■ Required action ■
The lines from the start of the data up to and including the one with "The parent structure" should be returned exactly, and nothing else.

■ Provided records ■
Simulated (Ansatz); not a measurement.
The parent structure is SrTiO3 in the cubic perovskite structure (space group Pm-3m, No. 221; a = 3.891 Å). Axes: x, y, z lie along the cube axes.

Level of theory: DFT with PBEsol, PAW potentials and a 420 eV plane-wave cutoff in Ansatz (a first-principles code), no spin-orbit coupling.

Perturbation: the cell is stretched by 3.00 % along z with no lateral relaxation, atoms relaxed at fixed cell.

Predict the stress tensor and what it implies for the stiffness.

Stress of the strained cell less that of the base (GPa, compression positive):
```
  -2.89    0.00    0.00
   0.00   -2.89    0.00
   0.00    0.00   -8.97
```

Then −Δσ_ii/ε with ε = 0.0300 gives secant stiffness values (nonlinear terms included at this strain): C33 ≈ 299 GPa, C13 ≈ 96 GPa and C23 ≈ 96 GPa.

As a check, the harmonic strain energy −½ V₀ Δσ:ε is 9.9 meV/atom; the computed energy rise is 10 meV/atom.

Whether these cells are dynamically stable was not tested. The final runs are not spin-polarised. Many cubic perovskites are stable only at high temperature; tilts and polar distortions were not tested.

■ Task answer ■
Simulated (Ansatz); not a measurement.
The parent structure is SrTiO3 in the cubic perovskite structure (space group Pm-3m, No. 221; a = 3.891 Å). Axes: x, y, z lie along the cube axes.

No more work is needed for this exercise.